* Records supplied *
[Start of Attachment]

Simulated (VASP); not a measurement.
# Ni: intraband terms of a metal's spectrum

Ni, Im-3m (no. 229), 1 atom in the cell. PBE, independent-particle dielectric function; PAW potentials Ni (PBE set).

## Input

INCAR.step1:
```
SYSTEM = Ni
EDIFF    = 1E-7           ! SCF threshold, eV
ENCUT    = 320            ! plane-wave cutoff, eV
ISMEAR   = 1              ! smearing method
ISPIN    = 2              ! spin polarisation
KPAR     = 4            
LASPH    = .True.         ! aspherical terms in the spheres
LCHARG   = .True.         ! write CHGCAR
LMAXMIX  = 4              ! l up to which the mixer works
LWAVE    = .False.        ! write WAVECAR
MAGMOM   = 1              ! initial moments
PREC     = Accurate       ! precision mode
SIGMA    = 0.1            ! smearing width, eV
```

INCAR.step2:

[End of Attachment]

Repeat this material verbatim.

* Task result *
Simulated (VASP); not a measurement.
# Ni: intraband terms of a metal's spectrum

Ni, Im-3m (no. 229), 1 atom in the cell. PBE, independent-particle dielectric function; PAW potentials Ni (PBE set).

## Input

INCAR.step1:
```
SYSTEM = Ni
EDIFF    = 1E-7           ! SCF threshold, eV
ENCUT    = 320            ! plane-wave cutoff, eV
ISMEAR   = 1              ! smearing method
ISPIN    = 2              ! spin polarisation
KPAR     = 4            
LASPH    = .True.         ! aspherical terms in the spheres
LCHARG   = .True.         ! write CHGCAR
LMAXMIX  = 4              ! l up to which the mixer works
LWAVE    = .False.        ! write WAVECAR
MAGMOM   = 1              ! initial moments
PREC     = Accurate       ! precision mode
SIGMA    = 0.1            ! smearing width, eV
```

INCAR.step2:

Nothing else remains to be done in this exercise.